══════════
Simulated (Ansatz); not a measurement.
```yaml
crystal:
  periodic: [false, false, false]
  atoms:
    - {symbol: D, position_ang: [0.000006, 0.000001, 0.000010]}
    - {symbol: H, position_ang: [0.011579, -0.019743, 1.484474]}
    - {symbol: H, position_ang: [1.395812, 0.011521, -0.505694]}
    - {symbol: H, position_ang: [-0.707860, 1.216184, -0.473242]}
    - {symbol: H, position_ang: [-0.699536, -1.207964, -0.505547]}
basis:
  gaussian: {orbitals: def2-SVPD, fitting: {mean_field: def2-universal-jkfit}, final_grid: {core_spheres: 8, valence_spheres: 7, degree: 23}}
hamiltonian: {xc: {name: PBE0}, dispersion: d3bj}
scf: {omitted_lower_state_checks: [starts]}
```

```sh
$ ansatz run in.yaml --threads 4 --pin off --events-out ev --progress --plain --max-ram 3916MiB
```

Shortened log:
══════════

• **WORK ORDER**
Write out the data above again, word for word.

• **PROBLEM SOLUTION**
Simulated (Ansatz); not a measurement.
```yaml
crystal:
  periodic: [false, false, false]
  atoms:
    - {symbol: D, position_ang: [0.000006, 0.000001, 0.000010]}
    - {symbol: H, position_ang: [0.011579, -0.019743, 1.484474]}
    - {symbol: H, position_ang: [1.395812, 0.011521, -0.505694]}
    - {symbol: H, position_ang: [-0.707860, 1.216184, -0.473242]}
    - {symbol: H, position_ang: [-0.699536, -1.207964, -0.505547]}
basis:
  gaussian: {orbitals: def2-SVPD, fitting: {mean_field: def2-universal-jkfit}, final_grid: {core_spheres: 8, valence_spheres: 7, degree: 23}}
hamiltonian: {xc: {name: PBE0}, dispersion: d3bj}
scf: {omitted_lower_state_checks: [starts]}
```

```sh
$ ansatz run in.yaml --threads 4 --pin off --events-out ev --progress --plain --max-ram 3916MiB
```

Shortened log:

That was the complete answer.